RAW DATA section start
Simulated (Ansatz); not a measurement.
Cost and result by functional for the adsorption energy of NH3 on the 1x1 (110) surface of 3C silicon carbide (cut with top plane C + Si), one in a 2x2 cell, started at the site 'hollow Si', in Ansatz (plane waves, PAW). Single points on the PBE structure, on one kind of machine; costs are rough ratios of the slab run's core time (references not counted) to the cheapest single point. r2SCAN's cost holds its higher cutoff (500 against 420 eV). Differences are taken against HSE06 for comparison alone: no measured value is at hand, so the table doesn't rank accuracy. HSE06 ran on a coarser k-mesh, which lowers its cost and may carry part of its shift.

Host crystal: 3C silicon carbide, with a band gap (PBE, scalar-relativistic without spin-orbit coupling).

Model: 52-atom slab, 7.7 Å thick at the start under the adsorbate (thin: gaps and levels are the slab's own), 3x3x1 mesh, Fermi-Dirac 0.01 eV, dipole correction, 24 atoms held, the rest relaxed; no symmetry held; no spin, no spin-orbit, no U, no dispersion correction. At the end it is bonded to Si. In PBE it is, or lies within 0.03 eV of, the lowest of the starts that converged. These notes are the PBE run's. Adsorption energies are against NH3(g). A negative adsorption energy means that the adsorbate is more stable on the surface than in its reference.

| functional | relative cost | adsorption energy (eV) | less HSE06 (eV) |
RAW DATA section end

REQUIREMENT:
Reproduce all of the entries verbatim.

PROBLEM SOLUTION:
Simulated (Ansatz); not a measurement.
Cost and result by functional for the adsorption energy of NH3 on the 1x1 (110) surface of 3C silicon carbide (cut with top plane C + Si), one in a 2x2 cell, started at the site 'hollow Si', in Ansatz (plane waves, PAW). Single points on the PBE structure, on one kind of machine; costs are rough ratios of the slab run's core time (references not counted) to the cheapest single point. r2SCAN's cost holds its higher cutoff (500 against 420 eV). Differences are taken against HSE06 for comparison alone: no measured value is at hand, so the table doesn't rank accuracy. HSE06 ran on a coarser k-mesh, which lowers its cost and may carry part of its shift.

Host crystal: 3C silicon carbide, with a band gap (PBE, scalar-relativistic without spin-orbit coupling).

Model: 52-atom slab, 7.7 Å thick at the start under the adsorbate (thin: gaps and levels are the slab's own), 3x3x1 mesh, Fermi-Dirac 0.01 eV, dipole correction, 24 atoms held, the rest relaxed; no symmetry held; no spin, no spin-orbit, no U, no dispersion correction. At the end it is bonded to Si. In PBE it is, or lies within 0.03 eV of, the lowest of the starts that converged. These notes are the PBE run's. Adsorption energies are against NH3(g). A negative adsorption energy means that the adsorbate is more stable on the surface than in its reference.

| functional | relative cost | adsorption energy (eV) | less HSE06 (eV) |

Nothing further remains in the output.